ACTION ITEM:
Copy out all the entries shown below, exactly as they appear.

GIVEN RECORDS:
* * * *
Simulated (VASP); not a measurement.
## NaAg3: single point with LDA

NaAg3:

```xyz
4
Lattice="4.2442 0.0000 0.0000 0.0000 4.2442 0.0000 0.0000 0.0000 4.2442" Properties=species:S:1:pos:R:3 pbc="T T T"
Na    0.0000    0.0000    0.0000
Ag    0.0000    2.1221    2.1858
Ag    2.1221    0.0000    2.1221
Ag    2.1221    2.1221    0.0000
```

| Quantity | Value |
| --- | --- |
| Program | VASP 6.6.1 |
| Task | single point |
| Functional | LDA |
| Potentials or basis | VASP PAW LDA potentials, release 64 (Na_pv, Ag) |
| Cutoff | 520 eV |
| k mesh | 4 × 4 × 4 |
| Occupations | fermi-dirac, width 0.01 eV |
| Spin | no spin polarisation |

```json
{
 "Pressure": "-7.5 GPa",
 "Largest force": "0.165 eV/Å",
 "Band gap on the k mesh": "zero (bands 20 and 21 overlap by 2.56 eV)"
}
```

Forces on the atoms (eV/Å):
* * * *

WORKED SOLUTION:
Simulated (VASP); not a measurement.
## NaAg3: single point with LDA

NaAg3:

```xyz
4
Lattice="4.2442 0.0000 0.0000 0.0000 4.2442 0.0000 0.0000 0.0000 4.2442" Properties=species:S:1:pos:R:3 pbc="T T T"
Na    0.0000    0.0000    0.0000
Ag    0.0000    2.1221    2.1858
Ag    2.1221    0.0000    2.1221
Ag    2.1221    2.1221    0.0000
```

| Quantity | Value |
| --- | --- |
| Program | VASP 6.6.1 |
| Task | single point |
| Functional | LDA |
| Potentials or basis | VASP PAW LDA potentials, release 64 (Na_pv, Ag) |
| Cutoff | 520 eV |
| k mesh | 4 × 4 × 4 |
| Occupations | fermi-dirac, width 0.01 eV |
| Spin | no spin polarisation |

```json
{
 "Pressure": "-7.5 GPa",
 "Largest force": "0.165 eV/Å",
 "Band gap on the k mesh": "zero (bands 20 and 21 overlap by 2.56 eV)"
}
```

Forces on the atoms (eV/Å):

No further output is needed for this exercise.